......

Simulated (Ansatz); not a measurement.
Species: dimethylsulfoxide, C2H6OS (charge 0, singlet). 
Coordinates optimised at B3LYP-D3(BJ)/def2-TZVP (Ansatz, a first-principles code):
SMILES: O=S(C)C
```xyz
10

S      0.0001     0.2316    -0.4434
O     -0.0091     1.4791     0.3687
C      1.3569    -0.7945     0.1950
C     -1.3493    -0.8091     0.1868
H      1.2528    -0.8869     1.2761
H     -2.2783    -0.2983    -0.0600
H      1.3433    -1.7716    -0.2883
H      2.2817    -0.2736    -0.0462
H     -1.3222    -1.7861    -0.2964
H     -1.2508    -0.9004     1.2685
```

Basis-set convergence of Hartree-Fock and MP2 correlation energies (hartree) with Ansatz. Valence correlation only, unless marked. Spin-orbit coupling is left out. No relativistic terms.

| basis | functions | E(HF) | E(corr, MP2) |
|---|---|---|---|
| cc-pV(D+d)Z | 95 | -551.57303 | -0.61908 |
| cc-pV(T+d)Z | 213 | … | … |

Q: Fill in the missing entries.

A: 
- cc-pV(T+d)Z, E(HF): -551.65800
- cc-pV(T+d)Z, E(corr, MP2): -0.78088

......

**Work instruction:**
Every line above needs to be repeated exactly as shown.

**Task output:**
Simulated (Ansatz); not a measurement.
Species: dimethylsulfoxide, C2H6OS (charge 0, singlet). 
Coordinates optimised at B3LYP-D3(BJ)/def2-TZVP (Ansatz, a first-principles code):
SMILES: O=S(C)C
```xyz
10

S      0.0001     0.2316    -0.4434
O     -0.0091     1.4791     0.3687
C      1.3569    -0.7945     0.1950
C     -1.3493    -0.8091     0.1868
H      1.2528    -0.8869     1.2761
H     -2.2783    -0.2983    -0.0600
H      1.3433    -1.7716    -0.2883
H      2.2817    -0.2736    -0.0462
H     -1.3222    -1.7861    -0.2964
H     -1.2508    -0.9004     1.2685
```

Basis-set convergence of Hartree-Fock and MP2 correlation energies (hartree) with Ansatz. Valence correlation only, unless marked. Spin-orbit coupling is left out. No relativistic terms.

| basis | functions | E(HF) | E(corr, MP2) |
|---|---|---|---|
| cc-pV(D+d)Z | 95 | -551.57303 | -0.61908 |
| cc-pV(T+d)Z | 213 | … | … |

Q: Fill in the missing entries.

A: 
- cc-pV(T+d)Z, E(HF): -551.65800
- cc-pV(T+d)Z, E(corr, MP2): -0.78088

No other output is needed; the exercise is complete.